== == ==

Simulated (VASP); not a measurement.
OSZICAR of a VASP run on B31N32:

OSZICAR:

== == ==

*Work request*.
When you come to the line containing "OSZICAR of a", give it and stop; before that, repeat each line of the material exactly from the first one.

*Result*.
Simulated (VASP); not a measurement.
OSZICAR of a VASP run on B31N32:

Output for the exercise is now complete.